• Work task: Please write out word for word the opening lines of the material, including the line with "280 | 267 |" as the last.

• The data:
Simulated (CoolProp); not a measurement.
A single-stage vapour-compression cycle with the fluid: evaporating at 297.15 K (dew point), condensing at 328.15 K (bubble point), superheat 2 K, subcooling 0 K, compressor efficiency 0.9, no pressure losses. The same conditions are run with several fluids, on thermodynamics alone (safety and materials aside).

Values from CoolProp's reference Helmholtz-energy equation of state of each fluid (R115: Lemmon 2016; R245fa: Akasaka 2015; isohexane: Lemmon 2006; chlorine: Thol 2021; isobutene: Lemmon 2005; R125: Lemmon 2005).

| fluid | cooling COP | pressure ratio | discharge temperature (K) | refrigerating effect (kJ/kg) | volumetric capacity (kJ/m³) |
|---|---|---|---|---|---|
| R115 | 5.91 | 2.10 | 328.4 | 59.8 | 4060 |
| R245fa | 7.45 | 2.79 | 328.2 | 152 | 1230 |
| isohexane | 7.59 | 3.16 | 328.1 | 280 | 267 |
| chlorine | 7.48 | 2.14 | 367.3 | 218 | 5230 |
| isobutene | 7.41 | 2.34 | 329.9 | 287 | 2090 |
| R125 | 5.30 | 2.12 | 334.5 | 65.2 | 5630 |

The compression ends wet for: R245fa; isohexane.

• Exercise answer:
Simulated (CoolProp); not a measurement.
A single-stage vapour-compression cycle with the fluid: evaporating at 297.15 K (dew point), condensing at 328.15 K (bubble point), superheat 2 K, subcooling 0 K, compressor efficiency 0.9, no pressure losses. The same conditions are run with several fluids, on thermodynamics alone (safety and materials aside).

Values from CoolProp's reference Helmholtz-energy equation of state of each fluid (R115: Lemmon 2016; R245fa: Akasaka 2015; isohexane: Lemmon 2006; chlorine: Thol 2021; isobutene: Lemmon 2005; R125: Lemmon 2005).

| fluid | cooling COP | pressure ratio | discharge temperature (K) | refrigerating effect (kJ/kg) | volumetric capacity (kJ/m³) |
|---|---|---|---|---|---|
| R115 | 5.91 | 2.10 | 328.4 | 59.8 | 4060 |
| R245fa | 7.45 | 2.79 | 328.2 | 152 | 1230 |
| isohexane | 7.59 | 3.16 | 328.1 | 280 | 267 |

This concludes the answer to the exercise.